ASSIGNMENT » Set down all the records below, word for word.

MATERIAL SUPPLIED »
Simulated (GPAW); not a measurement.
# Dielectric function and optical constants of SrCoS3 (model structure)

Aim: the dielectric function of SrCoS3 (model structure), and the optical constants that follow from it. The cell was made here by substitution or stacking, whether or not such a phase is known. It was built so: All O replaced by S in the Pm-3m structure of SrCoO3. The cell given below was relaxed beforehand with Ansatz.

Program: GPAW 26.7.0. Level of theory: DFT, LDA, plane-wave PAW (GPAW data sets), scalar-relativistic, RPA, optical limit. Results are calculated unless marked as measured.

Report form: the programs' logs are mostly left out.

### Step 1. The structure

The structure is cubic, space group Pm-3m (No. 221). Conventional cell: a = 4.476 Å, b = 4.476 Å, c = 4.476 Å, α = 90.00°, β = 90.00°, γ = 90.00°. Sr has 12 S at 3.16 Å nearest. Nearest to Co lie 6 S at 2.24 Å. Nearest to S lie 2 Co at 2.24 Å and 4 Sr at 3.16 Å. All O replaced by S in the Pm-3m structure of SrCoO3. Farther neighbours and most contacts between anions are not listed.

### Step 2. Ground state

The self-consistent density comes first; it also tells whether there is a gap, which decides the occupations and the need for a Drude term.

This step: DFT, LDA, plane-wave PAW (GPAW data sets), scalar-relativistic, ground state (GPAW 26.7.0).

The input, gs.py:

SOLUTION »
Simulated (GPAW); not a measurement.
# Dielectric function and optical constants of SrCoS3 (model structure)

Aim: the dielectric function of SrCoS3 (model structure), and the optical constants that follow from it. The cell was made here by substitution or stacking, whether or not such a phase is known. It was built so: All O replaced by S in the Pm-3m structure of SrCoO3. The cell given below was relaxed beforehand with Ansatz.

Program: GPAW 26.7.0. Level of theory: DFT, LDA, plane-wave PAW (GPAW data sets), scalar-relativistic, RPA, optical limit. Results are calculated unless marked as measured.

Report form: the programs' logs are mostly left out.

### Step 1. The structure

The structure is cubic, space group Pm-3m (No. 221). Conventional cell: a = 4.476 Å, b = 4.476 Å, c = 4.476 Å, α = 90.00°, β = 90.00°, γ = 90.00°. Sr has 12 S at 3.16 Å nearest. Nearest to Co lie 6 S at 2.24 Å. Nearest to S lie 2 Co at 2.24 Å and 4 Sr at 3.16 Å. All O replaced by S in the Pm-3m structure of SrCoO3. Farther neighbours and most contacts between anions are not listed.

### Step 2. Ground state

The self-consistent density comes first; it also tells whether there is a gap, which decides the occupations and the need for a Drude term.

This step: DFT, LDA, plane-wave PAW (GPAW data sets), scalar-relativistic, ground state (GPAW 26.7.0).

The input, gs.py:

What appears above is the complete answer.